**Data for analysis:**
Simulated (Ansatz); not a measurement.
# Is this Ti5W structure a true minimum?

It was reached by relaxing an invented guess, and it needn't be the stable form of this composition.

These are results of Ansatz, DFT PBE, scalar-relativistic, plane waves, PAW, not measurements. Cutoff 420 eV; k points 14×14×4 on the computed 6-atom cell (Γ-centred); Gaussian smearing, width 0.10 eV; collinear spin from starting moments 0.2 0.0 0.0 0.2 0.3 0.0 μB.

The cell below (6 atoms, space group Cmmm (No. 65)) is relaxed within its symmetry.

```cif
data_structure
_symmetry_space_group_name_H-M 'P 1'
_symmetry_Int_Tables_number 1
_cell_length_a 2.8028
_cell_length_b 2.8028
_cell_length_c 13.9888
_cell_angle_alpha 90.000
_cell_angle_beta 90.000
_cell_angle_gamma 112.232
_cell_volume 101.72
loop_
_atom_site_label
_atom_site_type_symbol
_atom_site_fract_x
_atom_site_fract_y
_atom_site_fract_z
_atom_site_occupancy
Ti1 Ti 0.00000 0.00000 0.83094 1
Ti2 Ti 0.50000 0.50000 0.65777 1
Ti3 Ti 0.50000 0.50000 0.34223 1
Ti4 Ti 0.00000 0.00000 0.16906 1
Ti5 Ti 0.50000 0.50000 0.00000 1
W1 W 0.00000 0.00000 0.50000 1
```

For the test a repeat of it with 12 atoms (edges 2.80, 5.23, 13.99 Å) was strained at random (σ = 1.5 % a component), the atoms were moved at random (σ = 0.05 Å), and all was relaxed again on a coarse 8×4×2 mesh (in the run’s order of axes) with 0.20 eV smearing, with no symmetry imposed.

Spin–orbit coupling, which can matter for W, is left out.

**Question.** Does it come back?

**Exercise:** The expected output is exactly the lines of the listing above between the line holding "For the test" and the line holding "Spin–orbit coupling, which", inclusive.

**Written reply:**
For the test a repeat of it with 12 atoms (edges 2.80, 5.23, 13.99 Å) was strained at random (σ = 1.5 % a component), the atoms were moved at random (σ = 0.05 Å), and all was relaxed again on a coarse 8×4×2 mesh (in the run’s order of axes) with 0.20 eV smearing, with no symmetry imposed.

Spin–orbit coupling, which can matter for W, is left out.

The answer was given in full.